* **Work item**
Each line of the listing below must be retyped as given.

-=-=-=-=-

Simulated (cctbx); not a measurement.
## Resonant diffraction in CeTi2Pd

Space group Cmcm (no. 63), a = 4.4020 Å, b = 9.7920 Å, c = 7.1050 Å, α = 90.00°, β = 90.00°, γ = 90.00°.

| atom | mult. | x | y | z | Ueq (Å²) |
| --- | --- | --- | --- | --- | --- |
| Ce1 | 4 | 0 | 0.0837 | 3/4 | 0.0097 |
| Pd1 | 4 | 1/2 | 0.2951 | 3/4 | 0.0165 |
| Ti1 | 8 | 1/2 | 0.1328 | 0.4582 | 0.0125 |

-=-=-=-=-

* **Answer space**
Simulated (cctbx); not a measurement.
## Resonant diffraction in CeTi2Pd

Space group Cmcm (no. 63), a = 4.4020 Å, b = 9.7920 Å, c = 7.1050 Å, α = 90.00°, β = 90.00°, γ = 90.00°.

| atom | mult. | x | y | z | Ueq (Å²) |
| --- | --- | --- | --- | --- | --- |
| Ce1 | 4 | 0 | 0.0837 | 3/4 | 0.0097 |
| Pd1 | 4 | 1/2 | 0.2951 | 3/4 | 0.0165 |
| Ti1 | 8 | 1/2 | 0.1328 | 0.4582 | 0.0125 |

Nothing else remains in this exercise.